START DATA EXCERPTS

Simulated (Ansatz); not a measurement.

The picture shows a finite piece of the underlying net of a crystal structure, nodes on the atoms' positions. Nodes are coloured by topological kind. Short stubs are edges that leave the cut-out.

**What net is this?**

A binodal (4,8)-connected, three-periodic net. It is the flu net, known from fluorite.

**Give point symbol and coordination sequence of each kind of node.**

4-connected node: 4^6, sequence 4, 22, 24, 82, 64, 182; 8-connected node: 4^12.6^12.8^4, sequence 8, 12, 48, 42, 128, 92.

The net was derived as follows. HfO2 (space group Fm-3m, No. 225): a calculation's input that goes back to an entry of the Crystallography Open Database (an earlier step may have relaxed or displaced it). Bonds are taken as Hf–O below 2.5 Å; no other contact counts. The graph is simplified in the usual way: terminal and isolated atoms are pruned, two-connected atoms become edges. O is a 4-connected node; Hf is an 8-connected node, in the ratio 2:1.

END DATA EXCERPTS

## ASSIGNMENT
The material above needs to be copied out in full, exactly as given.

## ANSWER BOX
Simulated (Ansatz); not a measurement.

The picture shows a finite piece of the underlying net of a crystal structure, nodes on the atoms' positions. Nodes are coloured by topological kind. Short stubs are edges that leave the cut-out.

**What net is this?**

A binodal (4,8)-connected, three-periodic net. It is the flu net, known from fluorite.

**Give point symbol and coordination sequence of each kind of node.**

4-connected node: 4^6, sequence 4, 22, 24, 82, 64, 182; 8-connected node: 4^12.6^12.8^4, sequence 8, 12, 48, 42, 128, 92.

The net was derived as follows. HfO2 (space group Fm-3m, No. 225): a calculation's input that goes back to an entry of the Crystallography Open Database (an earlier step may have relaxed or displaced it). Bonds are taken as Hf–O below 2.5 Å; no other contact counts. The graph is simplified in the usual way: terminal and isolated atoms are pruned, two-connected atoms become edges. O is a 4-connected node; Hf is an 8-connected node, in the ratio 2:1.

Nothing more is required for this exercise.